> **Source data**
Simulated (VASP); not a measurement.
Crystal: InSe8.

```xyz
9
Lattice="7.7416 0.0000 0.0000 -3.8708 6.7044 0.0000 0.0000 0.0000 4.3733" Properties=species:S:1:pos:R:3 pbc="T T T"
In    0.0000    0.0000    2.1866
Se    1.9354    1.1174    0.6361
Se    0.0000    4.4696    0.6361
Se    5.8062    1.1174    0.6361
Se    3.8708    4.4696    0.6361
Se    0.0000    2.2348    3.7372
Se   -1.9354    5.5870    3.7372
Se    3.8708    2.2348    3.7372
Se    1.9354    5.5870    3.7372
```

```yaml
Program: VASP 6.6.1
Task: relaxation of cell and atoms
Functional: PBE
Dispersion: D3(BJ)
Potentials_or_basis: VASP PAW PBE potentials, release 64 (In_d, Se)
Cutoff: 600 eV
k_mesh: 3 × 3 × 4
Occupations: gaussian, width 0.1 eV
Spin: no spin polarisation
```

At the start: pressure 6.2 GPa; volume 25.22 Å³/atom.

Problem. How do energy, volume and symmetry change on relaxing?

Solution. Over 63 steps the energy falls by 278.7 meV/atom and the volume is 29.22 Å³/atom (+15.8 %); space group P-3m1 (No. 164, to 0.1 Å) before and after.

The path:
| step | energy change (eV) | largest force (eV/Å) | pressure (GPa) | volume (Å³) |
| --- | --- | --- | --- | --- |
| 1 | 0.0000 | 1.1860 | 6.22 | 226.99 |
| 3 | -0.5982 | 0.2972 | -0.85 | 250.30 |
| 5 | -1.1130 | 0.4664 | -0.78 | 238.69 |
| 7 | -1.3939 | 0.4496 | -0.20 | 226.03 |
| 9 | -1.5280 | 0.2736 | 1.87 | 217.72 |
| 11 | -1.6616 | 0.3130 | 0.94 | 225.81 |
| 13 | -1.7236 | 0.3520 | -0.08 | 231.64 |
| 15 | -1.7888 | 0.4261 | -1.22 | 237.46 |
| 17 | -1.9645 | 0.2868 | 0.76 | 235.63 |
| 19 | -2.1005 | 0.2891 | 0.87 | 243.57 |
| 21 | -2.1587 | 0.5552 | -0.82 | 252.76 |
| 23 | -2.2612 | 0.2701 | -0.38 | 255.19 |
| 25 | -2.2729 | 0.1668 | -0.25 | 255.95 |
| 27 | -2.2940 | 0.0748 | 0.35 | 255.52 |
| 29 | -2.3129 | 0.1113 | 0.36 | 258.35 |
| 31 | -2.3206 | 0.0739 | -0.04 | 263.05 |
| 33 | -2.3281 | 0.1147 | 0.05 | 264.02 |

> **Required action**
In the records above, find the line containing "-0.25 | 255.95 |" and restate word for word every line from the first through that one.

> **Solution**
Simulated (VASP); not a measurement.
Crystal: InSe8.

```xyz
9
Lattice="7.7416 0.0000 0.0000 -3.8708 6.7044 0.0000 0.0000 0.0000 4.3733" Properties=species:S:1:pos:R:3 pbc="T T T"
In    0.0000    0.0000    2.1866
Se    1.9354    1.1174    0.6361
Se    0.0000    4.4696    0.6361
Se    5.8062    1.1174    0.6361
Se    3.8708    4.4696    0.6361
Se    0.0000    2.2348    3.7372
Se   -1.9354    5.5870    3.7372
Se    3.8708    2.2348    3.7372
Se    1.9354    5.5870    3.7372
```

```yaml
Program: VASP 6.6.1
Task: relaxation of cell and atoms
Functional: PBE
Dispersion: D3(BJ)
Potentials_or_basis: VASP PAW PBE potentials, release 64 (In_d, Se)
Cutoff: 600 eV
k_mesh: 3 × 3 × 4
Occupations: gaussian, width 0.1 eV
Spin: no spin polarisation
```

At the start: pressure 6.2 GPa; volume 25.22 Å³/atom.

Problem. How do energy, volume and symmetry change on relaxing?

Solution. Over 63 steps the energy falls by 278.7 meV/atom and the volume is 29.22 Å³/atom (+15.8 %); space group P-3m1 (No. 164, to 0.1 Å) before and after.

The path:
| step | energy change (eV) | largest force (eV/Å) | pressure (GPa) | volume (Å³) |
| --- | --- | --- | --- | --- |
| 1 | 0.0000 | 1.1860 | 6.22 | 226.99 |
| 3 | -0.5982 | 0.2972 | -0.85 | 250.30 |
| 5 | -1.1130 | 0.4664 | -0.78 | 238.69 |
| 7 | -1.3939 | 0.4496 | -0.20 | 226.03 |
| 9 | -1.5280 | 0.2736 | 1.87 | 217.72 |
| 11 | -1.6616 | 0.3130 | 0.94 | 225.81 |
| 13 | -1.7236 | 0.3520 | -0.08 | 231.64 |
| 15 | -1.7888 | 0.4261 | -1.22 | 237.46 |
| 17 | -1.9645 | 0.2868 | 0.76 | 235.63 |
| 19 | -2.1005 | 0.2891 | 0.87 | 243.57 |
| 21 | -2.1587 | 0.5552 | -0.82 | 252.76 |
| 23 | -2.2612 | 0.2701 | -0.38 | 255.19 |
| 25 | -2.2729 | 0.1668 | -0.25 | 255.95 |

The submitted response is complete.